### DATASET EXCERPTS:
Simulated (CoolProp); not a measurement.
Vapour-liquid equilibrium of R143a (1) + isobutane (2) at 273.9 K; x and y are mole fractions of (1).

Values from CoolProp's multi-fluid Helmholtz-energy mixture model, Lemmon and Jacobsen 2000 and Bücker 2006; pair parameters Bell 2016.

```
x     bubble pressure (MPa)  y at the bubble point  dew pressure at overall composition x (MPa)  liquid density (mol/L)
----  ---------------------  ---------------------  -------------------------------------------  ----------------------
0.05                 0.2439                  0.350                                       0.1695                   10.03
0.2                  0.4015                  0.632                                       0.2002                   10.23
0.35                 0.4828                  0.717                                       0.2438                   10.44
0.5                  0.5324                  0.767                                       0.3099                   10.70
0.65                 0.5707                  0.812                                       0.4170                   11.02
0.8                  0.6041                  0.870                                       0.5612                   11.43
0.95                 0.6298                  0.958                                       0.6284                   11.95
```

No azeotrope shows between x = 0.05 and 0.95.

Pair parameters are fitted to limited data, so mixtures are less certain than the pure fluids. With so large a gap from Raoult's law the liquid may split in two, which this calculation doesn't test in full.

### WORK ORDER:
In the entries above, the lines from the one bearing "Values from CoolProp's" up to and including the one bearing "No azeotrope shows between x = 0.05 and 0.95." should be transcribed exactly; no other line is wanted.

### ANSWER AREA:
Values from CoolProp's multi-fluid Helmholtz-energy mixture model, Lemmon and Jacobsen 2000 and Bücker 2006; pair parameters Bell 2016.

```
x     bubble pressure (MPa)  y at the bubble point  dew pressure at overall composition x (MPa)  liquid density (mol/L)
----  ---------------------  ---------------------  -------------------------------------------  ----------------------
0.05                 0.2439                  0.350                                       0.1695                   10.03
0.2                  0.4015                  0.632                                       0.2002                   10.23
0.35                 0.4828                  0.717                                       0.2438                   10.44
0.5                  0.5324                  0.767                                       0.3099                   10.70
0.65                 0.5707                  0.812                                       0.4170                   11.02
0.8                  0.6041                  0.870                                       0.5612                   11.43
0.95                 0.6298                  0.958                                       0.6284                   11.95
```

No azeotrope shows between x = 0.05 and 0.95.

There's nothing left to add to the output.